(ASSIGNED TASK) Copy every line of the listing exactly.

****************

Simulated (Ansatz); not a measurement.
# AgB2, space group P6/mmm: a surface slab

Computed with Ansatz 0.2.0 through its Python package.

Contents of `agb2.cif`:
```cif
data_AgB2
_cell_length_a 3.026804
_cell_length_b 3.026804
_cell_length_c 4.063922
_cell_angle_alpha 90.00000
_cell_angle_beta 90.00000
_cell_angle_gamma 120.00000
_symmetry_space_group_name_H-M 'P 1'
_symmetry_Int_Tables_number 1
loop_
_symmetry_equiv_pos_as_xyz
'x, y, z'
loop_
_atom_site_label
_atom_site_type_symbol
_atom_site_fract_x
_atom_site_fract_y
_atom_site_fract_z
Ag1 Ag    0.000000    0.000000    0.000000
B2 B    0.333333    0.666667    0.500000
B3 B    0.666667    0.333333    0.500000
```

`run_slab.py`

****************

(WRITTEN REPLY)
Simulated (Ansatz); not a measurement.
# AgB2, space group P6/mmm: a surface slab

Computed with Ansatz 0.2.0 through its Python package.

Contents of `agb2.cif`:
```cif
data_AgB2
_cell_length_a 3.026804
_cell_length_b 3.026804
_cell_length_c 4.063922
_cell_angle_alpha 90.00000
_cell_angle_beta 90.00000
_cell_angle_gamma 120.00000
_symmetry_space_group_name_H-M 'P 1'
_symmetry_Int_Tables_number 1
loop_
_symmetry_equiv_pos_as_xyz
'x, y, z'
loop_
_atom_site_label
_atom_site_type_symbol
_atom_site_fract_x
_atom_site_fract_y
_atom_site_fract_z
Ag1 Ag    0.000000    0.000000    0.000000
B2 B    0.333333    0.666667    0.500000
B3 B    0.666667    0.333333    0.500000
```

`run_slab.py`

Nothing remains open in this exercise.